**Task item**:
Write the material out again, line by line, exactly as it is.

**Material provided**:
━━━━━━━━
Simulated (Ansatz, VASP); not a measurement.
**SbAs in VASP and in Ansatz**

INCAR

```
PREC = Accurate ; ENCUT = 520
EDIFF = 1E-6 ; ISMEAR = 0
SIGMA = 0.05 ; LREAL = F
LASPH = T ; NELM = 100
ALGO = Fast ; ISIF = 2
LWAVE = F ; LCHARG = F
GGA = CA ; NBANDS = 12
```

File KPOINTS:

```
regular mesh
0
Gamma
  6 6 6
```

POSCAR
━━━━━━━━

**Your solution**:
Simulated (Ansatz, VASP); not a measurement.
**SbAs in VASP and in Ansatz**

INCAR

```
PREC = Accurate ; ENCUT = 520
EDIFF = 1E-6 ; ISMEAR = 0
SIGMA = 0.05 ; LREAL = F
LASPH = T ; NELM = 100
ALGO = Fast ; ISIF = 2
LWAVE = F ; LCHARG = F
GGA = CA ; NBANDS = 12
```

File KPOINTS:

```
regular mesh
0
Gamma
  6 6 6
```

POSCAR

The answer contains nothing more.